Records shown:
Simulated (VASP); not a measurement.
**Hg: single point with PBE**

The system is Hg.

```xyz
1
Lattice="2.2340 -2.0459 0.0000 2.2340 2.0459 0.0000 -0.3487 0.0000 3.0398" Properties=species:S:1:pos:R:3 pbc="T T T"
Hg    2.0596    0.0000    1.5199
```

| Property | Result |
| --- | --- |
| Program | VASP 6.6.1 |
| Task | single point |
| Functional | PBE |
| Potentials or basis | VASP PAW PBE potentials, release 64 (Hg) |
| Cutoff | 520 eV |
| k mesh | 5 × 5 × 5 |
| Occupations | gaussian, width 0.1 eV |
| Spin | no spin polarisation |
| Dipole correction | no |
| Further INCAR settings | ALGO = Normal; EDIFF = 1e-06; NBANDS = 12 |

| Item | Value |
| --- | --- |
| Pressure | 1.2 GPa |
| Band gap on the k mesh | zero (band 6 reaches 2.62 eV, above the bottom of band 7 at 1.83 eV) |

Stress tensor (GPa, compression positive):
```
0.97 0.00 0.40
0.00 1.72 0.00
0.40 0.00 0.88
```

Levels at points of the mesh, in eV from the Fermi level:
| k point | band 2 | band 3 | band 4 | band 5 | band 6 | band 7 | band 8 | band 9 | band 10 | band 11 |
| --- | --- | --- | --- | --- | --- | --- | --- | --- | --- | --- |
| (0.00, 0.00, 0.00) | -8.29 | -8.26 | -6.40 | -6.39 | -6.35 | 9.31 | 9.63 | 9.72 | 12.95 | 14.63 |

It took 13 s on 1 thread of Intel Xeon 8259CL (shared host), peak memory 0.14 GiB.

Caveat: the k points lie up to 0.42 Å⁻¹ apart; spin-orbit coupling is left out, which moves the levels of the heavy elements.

Work task:
Beginning at the opening line of the data, transcribe each line exactly until you reach the line with "10 | band 11 |", which you also include, and go no further.

Worked solution:
Simulated (VASP); not a measurement.
**Hg: single point with PBE**

The system is Hg.

```xyz
1
Lattice="2.2340 -2.0459 0.0000 2.2340 2.0459 0.0000 -0.3487 0.0000 3.0398" Properties=species:S:1:pos:R:3 pbc="T T T"
Hg    2.0596    0.0000    1.5199
```

| Property | Result |
| --- | --- |
| Program | VASP 6.6.1 |
| Task | single point |
| Functional | PBE |
| Potentials or basis | VASP PAW PBE potentials, release 64 (Hg) |
| Cutoff | 520 eV |
| k mesh | 5 × 5 × 5 |
| Occupations | gaussian, width 0.1 eV |
| Spin | no spin polarisation |
| Dipole correction | no |
| Further INCAR settings | ALGO = Normal; EDIFF = 1e-06; NBANDS = 12 |

| Item | Value |
| --- | --- |
| Pressure | 1.2 GPa |
| Band gap on the k mesh | zero (band 6 reaches 2.62 eV, above the bottom of band 7 at 1.83 eV) |

Stress tensor (GPa, compression positive):
```
0.97 0.00 0.40
0.00 1.72 0.00
0.40 0.00 0.88
```

Levels at points of the mesh, in eV from the Fermi level:
| k point | band 2 | band 3 | band 4 | band 5 | band 6 | band 7 | band 8 | band 9 | band 10 | band 11 |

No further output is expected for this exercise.